■ **Entries provided**:
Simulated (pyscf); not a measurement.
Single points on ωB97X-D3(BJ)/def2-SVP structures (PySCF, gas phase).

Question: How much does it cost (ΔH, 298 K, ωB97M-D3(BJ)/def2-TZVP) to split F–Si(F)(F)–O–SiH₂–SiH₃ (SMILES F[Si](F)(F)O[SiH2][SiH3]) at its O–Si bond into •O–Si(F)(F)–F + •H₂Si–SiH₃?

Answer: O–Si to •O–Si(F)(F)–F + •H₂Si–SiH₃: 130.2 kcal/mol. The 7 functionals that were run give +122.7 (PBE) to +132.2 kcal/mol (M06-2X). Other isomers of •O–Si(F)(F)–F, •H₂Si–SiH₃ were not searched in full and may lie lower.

■ **Work request**:
Write the listing out again, word for word, in its entirety.

■ **Task answer**:
Simulated (pyscf); not a measurement.
Single points on ωB97X-D3(BJ)/def2-SVP structures (PySCF, gas phase).

Question: How much does it cost (ΔH, 298 K, ωB97M-D3(BJ)/def2-TZVP) to split F–Si(F)(F)–O–SiH₂–SiH₃ (SMILES F[Si](F)(F)O[SiH2][SiH3]) at its O–Si bond into •O–Si(F)(F)–F + •H₂Si–SiH₃?

Answer: O–Si to •O–Si(F)(F)–F + •H₂Si–SiH₃: 130.2 kcal/mol. The 7 functionals that were run give +122.7 (PBE) to +132.2 kcal/mol (M06-2X). Other isomers of •O–Si(F)(F)–F, •H₂Si–SiH₃ were not searched in full and may lie lower.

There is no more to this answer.